> **Brief**
With every line kept intact, print the entries that appear below.

Extracted data: Begin

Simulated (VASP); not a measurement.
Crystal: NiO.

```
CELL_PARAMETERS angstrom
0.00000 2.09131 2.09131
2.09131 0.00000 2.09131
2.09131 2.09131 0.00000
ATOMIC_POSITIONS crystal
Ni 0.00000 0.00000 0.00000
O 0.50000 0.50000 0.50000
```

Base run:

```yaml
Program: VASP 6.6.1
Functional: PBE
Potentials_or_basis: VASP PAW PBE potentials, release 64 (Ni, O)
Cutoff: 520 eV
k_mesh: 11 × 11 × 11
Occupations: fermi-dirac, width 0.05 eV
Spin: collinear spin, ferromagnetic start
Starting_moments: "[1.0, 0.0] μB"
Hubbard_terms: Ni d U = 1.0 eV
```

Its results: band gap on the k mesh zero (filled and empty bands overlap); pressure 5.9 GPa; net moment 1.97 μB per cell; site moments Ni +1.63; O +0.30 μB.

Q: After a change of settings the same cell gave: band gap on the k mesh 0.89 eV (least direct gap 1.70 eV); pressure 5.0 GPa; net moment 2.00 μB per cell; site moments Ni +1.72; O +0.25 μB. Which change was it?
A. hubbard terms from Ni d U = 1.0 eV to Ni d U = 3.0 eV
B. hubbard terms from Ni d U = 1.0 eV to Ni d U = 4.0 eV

Extracted data: End

> **Answer space**
Simulated (VASP); not a measurement.
Crystal: NiO.

```
CELL_PARAMETERS angstrom
0.00000 2.09131 2.09131
2.09131 0.00000 2.09131
2.09131 2.09131 0.00000
ATOMIC_POSITIONS crystal
Ni 0.00000 0.00000 0.00000
O 0.50000 0.50000 0.50000
```

Base run:

```yaml
Program: VASP 6.6.1
Functional: PBE
Potentials_or_basis: VASP PAW PBE potentials, release 64 (Ni, O)
Cutoff: 520 eV
k_mesh: 11 × 11 × 11
Occupations: fermi-dirac, width 0.05 eV
Spin: collinear spin, ferromagnetic start
Starting_moments: "[1.0, 0.0] μB"
Hubbard_terms: Ni d U = 1.0 eV
```

Its results: band gap on the k mesh zero (filled and empty bands overlap); pressure 5.9 GPa; net moment 1.97 μB per cell; site moments Ni +1.63; O +0.30 μB.

Q: After a change of settings the same cell gave: band gap on the k mesh 0.89 eV (least direct gap 1.70 eV); pressure 5.0 GPa; net moment 2.00 μB per cell; site moments Ni +1.72; O +0.25 μB. Which change was it?
A. hubbard terms from Ni d U = 1.0 eV to Ni d U = 3.0 eV
B. hubbard terms from Ni d U = 1.0 eV to Ni d U = 4.0 eV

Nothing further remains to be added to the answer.